WORK REQUEST:
Repeat word for word the opening stretch of the entries, from the first line through the line containing "## C2H3AlO (SMILES".

-- LISTED RECORDS follows --

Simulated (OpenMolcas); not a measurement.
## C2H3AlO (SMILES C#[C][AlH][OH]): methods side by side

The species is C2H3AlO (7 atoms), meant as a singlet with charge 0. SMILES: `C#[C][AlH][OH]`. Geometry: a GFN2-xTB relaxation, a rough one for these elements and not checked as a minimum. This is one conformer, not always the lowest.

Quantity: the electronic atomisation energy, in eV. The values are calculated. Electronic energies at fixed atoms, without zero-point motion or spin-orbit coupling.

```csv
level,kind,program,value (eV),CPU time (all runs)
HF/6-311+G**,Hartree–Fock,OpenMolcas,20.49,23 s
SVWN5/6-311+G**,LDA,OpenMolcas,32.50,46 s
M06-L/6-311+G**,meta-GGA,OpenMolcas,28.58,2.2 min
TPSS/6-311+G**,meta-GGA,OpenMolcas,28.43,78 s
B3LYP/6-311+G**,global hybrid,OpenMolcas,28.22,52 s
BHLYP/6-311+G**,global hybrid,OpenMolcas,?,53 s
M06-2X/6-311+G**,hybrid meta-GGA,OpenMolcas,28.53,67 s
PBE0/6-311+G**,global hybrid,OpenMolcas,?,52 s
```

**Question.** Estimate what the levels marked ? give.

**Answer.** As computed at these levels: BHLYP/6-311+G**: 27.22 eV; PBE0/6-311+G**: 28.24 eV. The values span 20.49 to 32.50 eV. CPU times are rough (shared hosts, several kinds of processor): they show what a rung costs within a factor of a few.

-- LISTED RECORDS concluded --

WRITTEN REPLY:
Simulated (OpenMolcas); not a measurement.
## C2H3AlO (SMILES C#[C][AlH][OH]): methods side by side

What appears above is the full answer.